ASSIGNMENT: Quote the full listing word for word.

GIVEN INFORMATION: Begin

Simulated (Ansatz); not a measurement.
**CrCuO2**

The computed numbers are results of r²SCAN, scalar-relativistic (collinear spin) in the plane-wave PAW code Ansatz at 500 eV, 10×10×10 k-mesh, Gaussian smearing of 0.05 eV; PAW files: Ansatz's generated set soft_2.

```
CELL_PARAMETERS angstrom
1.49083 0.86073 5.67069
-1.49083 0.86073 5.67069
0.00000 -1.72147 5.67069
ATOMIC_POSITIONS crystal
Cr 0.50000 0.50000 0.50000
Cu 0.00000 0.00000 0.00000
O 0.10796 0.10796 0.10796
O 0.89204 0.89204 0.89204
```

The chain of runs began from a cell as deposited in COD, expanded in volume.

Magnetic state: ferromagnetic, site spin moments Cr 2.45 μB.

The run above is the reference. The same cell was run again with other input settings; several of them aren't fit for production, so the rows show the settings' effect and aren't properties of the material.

GIVEN INFORMATION: End

TASK OUTPUT:
Simulated (Ansatz); not a measurement.
**CrCuO2**

The computed numbers are results of r²SCAN, scalar-relativistic (collinear spin) in the plane-wave PAW code Ansatz at 500 eV, 10×10×10 k-mesh, Gaussian smearing of 0.05 eV; PAW files: Ansatz's generated set soft_2.

```
CELL_PARAMETERS angstrom
1.49083 0.86073 5.67069
-1.49083 0.86073 5.67069
0.00000 -1.72147 5.67069
ATOMIC_POSITIONS crystal
Cr 0.50000 0.50000 0.50000
Cu 0.00000 0.00000 0.00000
O 0.10796 0.10796 0.10796
O 0.89204 0.89204 0.89204
```

The chain of runs began from a cell as deposited in COD, expanded in volume.

Magnetic state: ferromagnetic, site spin moments Cr 2.45 μB.

The run above is the reference. The same cell was run again with other input settings; several of them aren't fit for production, so the rows show the settings' effect and aren't properties of the material.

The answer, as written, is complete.